━━ MATERIAL SHOWN ━━

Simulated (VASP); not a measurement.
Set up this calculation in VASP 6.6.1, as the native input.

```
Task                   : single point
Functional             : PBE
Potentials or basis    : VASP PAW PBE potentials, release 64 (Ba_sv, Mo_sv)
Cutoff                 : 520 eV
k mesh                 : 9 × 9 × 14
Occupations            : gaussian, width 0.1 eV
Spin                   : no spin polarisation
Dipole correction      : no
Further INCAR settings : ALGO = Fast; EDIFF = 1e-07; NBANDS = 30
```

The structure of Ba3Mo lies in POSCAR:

━━━

EXERCISE. Repeat the listing exactly, keeping every word in place.

ANSWER BOX.
Simulated (VASP); not a measurement.
Set up this calculation in VASP 6.6.1, as the native input.

```
Task                   : single point
Functional             : PBE
Potentials or basis    : VASP PAW PBE potentials, release 64 (Ba_sv, Mo_sv)
Cutoff                 : 520 eV
k mesh                 : 9 × 9 × 14
Occupations            : gaussian, width 0.1 eV
Spin                   : no spin polarisation
Dipole correction      : no
Further INCAR settings : ALGO = Fast; EDIFF = 1e-07; NBANDS = 30
```

The structure of Ba3Mo lies in POSCAR:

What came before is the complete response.